§ Work task
Going from the top of the data below, give again each line through the one containing "AuZn: energy against strain", both ends kept.

§ Information supplied
[Start of section]

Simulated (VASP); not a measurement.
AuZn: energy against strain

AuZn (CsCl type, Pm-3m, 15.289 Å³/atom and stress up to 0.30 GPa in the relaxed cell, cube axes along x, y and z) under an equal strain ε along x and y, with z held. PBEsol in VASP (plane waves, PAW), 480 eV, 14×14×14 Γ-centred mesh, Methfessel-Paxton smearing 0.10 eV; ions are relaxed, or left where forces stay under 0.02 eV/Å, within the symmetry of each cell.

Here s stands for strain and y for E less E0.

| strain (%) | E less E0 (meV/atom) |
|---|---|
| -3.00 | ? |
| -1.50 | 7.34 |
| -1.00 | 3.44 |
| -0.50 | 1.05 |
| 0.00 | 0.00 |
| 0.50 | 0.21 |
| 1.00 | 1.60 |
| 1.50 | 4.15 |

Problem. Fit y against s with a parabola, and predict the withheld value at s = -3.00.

[End of section]

§ Written response
Simulated (VASP); not a measurement.
AuZn: energy against strain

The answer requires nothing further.